EXCERPTED DATA —
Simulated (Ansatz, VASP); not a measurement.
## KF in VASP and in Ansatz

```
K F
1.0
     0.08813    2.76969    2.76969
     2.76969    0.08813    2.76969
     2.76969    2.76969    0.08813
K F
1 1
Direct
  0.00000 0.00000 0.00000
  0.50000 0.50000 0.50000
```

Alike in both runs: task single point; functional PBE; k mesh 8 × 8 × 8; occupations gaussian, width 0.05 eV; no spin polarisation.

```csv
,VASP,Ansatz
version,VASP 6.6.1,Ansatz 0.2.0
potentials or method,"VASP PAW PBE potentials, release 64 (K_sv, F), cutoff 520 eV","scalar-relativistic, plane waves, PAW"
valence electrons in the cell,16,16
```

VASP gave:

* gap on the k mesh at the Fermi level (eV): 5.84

WORK TASK — Output the entire listing above without leaving out or altering anything.

ANSWER SPACE —
Simulated (Ansatz, VASP); not a measurement.
## KF in VASP and in Ansatz

```
K F
1.0
     0.08813    2.76969    2.76969
     2.76969    0.08813    2.76969
     2.76969    2.76969    0.08813
K F
1 1
Direct
  0.00000 0.00000 0.00000
  0.50000 0.50000 0.50000
```

Alike in both runs: task single point; functional PBE; k mesh 8 × 8 × 8; occupations gaussian, width 0.05 eV; no spin polarisation.

```csv
,VASP,Ansatz
version,VASP 6.6.1,Ansatz 0.2.0
potentials or method,"VASP PAW PBE potentials, release 64 (K_sv, F), cutoff 520 eV","scalar-relativistic, plane waves, PAW"
valence electrons in the cell,16,16
```

VASP gave:

* gap on the k mesh at the Fermi level (eV): 5.84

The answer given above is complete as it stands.